(ACTIVITY) Write out, word for word, the first line of the data below and every line after it through the one containing "# Pressure, energy".

============
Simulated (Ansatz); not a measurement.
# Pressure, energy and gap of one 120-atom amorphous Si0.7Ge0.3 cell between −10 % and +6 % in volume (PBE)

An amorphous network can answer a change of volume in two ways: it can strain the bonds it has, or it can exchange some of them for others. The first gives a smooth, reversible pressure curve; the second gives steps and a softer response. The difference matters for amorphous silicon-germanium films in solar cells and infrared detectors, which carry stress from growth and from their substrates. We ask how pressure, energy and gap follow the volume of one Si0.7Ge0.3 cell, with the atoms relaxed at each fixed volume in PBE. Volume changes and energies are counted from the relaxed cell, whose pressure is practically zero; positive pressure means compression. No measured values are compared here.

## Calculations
============

(EXERCISE SOLUTION)
Simulated (Ansatz); not a measurement.
# Pressure, energy and gap of one 120-atom amorphous Si0.7Ge0.3 cell between −10 % and +6 % in volume (PBE)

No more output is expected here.